▶ _Material supplied_:
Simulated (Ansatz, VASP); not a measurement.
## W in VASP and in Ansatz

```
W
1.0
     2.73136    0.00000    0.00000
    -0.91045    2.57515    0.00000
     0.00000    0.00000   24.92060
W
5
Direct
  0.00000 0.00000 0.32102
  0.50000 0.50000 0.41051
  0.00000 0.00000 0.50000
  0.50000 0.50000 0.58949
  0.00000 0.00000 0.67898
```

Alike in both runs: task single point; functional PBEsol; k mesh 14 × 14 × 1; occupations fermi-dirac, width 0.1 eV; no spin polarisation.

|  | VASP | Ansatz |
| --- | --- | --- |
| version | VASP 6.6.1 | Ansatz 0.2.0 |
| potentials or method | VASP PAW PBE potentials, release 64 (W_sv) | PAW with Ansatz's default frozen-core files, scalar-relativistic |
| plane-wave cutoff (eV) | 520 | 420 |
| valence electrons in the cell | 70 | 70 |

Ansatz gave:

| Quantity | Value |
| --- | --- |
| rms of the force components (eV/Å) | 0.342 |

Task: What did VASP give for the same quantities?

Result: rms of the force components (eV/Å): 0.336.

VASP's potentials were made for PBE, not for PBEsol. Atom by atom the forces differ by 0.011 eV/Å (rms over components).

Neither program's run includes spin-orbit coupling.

▶ _Brief_: Reproduce the material above precisely, omitting nothing.

▶ _Task solution_:
Simulated (Ansatz, VASP); not a measurement.
## W in VASP and in Ansatz

```
W
1.0
     2.73136    0.00000    0.00000
    -0.91045    2.57515    0.00000
     0.00000    0.00000   24.92060
W
5
Direct
  0.00000 0.00000 0.32102
  0.50000 0.50000 0.41051
  0.00000 0.00000 0.50000
  0.50000 0.50000 0.58949
  0.00000 0.00000 0.67898
```

Alike in both runs: task single point; functional PBEsol; k mesh 14 × 14 × 1; occupations fermi-dirac, width 0.1 eV; no spin polarisation.

|  | VASP | Ansatz |
| --- | --- | --- |
| version | VASP 6.6.1 | Ansatz 0.2.0 |
| potentials or method | VASP PAW PBE potentials, release 64 (W_sv) | PAW with Ansatz's default frozen-core files, scalar-relativistic |
| plane-wave cutoff (eV) | 520 | 420 |
| valence electrons in the cell | 70 | 70 |

Ansatz gave:

| Quantity | Value |
| --- | --- |
| rms of the force components (eV/Å) | 0.342 |

Task: What did VASP give for the same quantities?

Result: rms of the force components (eV/Å): 0.336.

VASP's potentials were made for PBE, not for PBEsol. Atom by atom the forces differ by 0.011 eV/Å (rms over components).

Neither program's run includes spin-orbit coupling.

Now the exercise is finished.